====

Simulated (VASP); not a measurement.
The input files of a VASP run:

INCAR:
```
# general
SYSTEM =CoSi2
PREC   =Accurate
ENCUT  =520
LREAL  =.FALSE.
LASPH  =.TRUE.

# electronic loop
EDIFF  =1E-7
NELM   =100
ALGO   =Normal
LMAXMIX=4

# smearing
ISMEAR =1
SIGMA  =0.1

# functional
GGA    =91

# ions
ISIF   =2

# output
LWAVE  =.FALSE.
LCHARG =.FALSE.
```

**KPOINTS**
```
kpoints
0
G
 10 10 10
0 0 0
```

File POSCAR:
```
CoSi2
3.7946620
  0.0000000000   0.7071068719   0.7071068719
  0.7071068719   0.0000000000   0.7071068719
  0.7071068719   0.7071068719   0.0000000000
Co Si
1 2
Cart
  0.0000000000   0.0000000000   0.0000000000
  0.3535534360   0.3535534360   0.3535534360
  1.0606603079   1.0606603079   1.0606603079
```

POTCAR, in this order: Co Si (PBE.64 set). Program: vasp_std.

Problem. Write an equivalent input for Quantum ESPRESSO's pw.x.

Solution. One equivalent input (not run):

====

| WORK TASK |
Starting from the first line of the records above, retype each line exactly up to and including the one that contains "POTCAR, in this", and nothing more.

| YOUR RESPONSE |
Simulated (VASP); not a measurement.
The input files of a VASP run:

INCAR:
```
# general
SYSTEM =CoSi2
PREC   =Accurate
ENCUT  =520
LREAL  =.FALSE.
LASPH  =.TRUE.

# electronic loop
EDIFF  =1E-7
NELM   =100
ALGO   =Normal
LMAXMIX=4

# smearing
ISMEAR =1
SIGMA  =0.1

# functional
GGA    =91

# ions
ISIF   =2

# output
LWAVE  =.FALSE.
LCHARG =.FALSE.
```

**KPOINTS**
```
kpoints
0
G
 10 10 10
0 0 0
```

File POSCAR:
```
CoSi2
3.7946620
  0.0000000000   0.7071068719   0.7071068719
  0.7071068719   0.0000000000   0.7071068719
  0.7071068719   0.7071068719   0.0000000000
Co Si
1 2
Cart
  0.0000000000   0.0000000000   0.0000000000
  0.3535534360   0.3535534360   0.3535534360
  1.0606603079   1.0606603079   1.0606603079
```

POTCAR, in this order: Co Si (PBE.64 set). Program: vasp_std.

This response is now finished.